────────────────────

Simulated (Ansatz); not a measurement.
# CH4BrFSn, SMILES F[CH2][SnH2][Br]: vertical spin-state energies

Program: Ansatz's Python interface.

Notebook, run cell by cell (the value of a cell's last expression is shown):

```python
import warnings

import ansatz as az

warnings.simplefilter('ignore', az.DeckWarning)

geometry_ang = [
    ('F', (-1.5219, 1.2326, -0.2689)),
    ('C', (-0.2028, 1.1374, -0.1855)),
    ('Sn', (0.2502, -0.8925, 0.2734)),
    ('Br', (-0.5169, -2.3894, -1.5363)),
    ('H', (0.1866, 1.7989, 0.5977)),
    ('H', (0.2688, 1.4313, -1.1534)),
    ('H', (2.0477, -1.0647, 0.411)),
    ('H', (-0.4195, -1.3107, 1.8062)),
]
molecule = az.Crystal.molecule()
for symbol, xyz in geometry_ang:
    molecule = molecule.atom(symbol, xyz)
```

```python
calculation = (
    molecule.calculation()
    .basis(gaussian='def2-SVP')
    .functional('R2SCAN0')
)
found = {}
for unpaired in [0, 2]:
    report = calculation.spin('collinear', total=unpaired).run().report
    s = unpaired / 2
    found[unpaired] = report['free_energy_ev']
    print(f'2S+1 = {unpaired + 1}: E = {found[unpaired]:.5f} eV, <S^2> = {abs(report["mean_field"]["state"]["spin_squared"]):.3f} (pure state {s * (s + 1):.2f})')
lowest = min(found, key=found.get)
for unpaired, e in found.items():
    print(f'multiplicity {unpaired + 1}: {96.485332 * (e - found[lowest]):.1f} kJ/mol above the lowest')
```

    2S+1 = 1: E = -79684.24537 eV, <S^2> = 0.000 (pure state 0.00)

────────────────────

Required action — The records above are to be duplicated in full and exactly.

Task response —
Simulated (Ansatz); not a measurement.
# CH4BrFSn, SMILES F[CH2][SnH2][Br]: vertical spin-state energies

Program: Ansatz's Python interface.

Notebook, run cell by cell (the value of a cell's last expression is shown):

```python
import warnings

import ansatz as az

warnings.simplefilter('ignore', az.DeckWarning)

geometry_ang = [
    ('F', (-1.5219, 1.2326, -0.2689)),
    ('C', (-0.2028, 1.1374, -0.1855)),
    ('Sn', (0.2502, -0.8925, 0.2734)),
    ('Br', (-0.5169, -2.3894, -1.5363)),
    ('H', (0.1866, 1.7989, 0.5977)),
    ('H', (0.2688, 1.4313, -1.1534)),
    ('H', (2.0477, -1.0647, 0.411)),
    ('H', (-0.4195, -1.3107, 1.8062)),
]
molecule = az.Crystal.molecule()
for symbol, xyz in geometry_ang:
    molecule = molecule.atom(symbol, xyz)
```

```python
calculation = (
    molecule.calculation()
    .basis(gaussian='def2-SVP')
    .functional('R2SCAN0')
)
found = {}
for unpaired in [0, 2]:
    report = calculation.spin('collinear', total=unpaired).run().report
    s = unpaired / 2
    found[unpaired] = report['free_energy_ev']
    print(f'2S+1 = {unpaired + 1}: E = {found[unpaired]:.5f} eV, <S^2> = {abs(report["mean_field"]["state"]["spin_squared"]):.3f} (pure state {s * (s + 1):.2f})')
lowest = min(found, key=found.get)
for unpaired, e in found.items():
    print(f'multiplicity {unpaired + 1}: {96.485332 * (e - found[lowest]):.1f} kJ/mol above the lowest')
```

    2S+1 = 1: E = -79684.24537 eV, <S^2> = 0.000 (pure state 0.00)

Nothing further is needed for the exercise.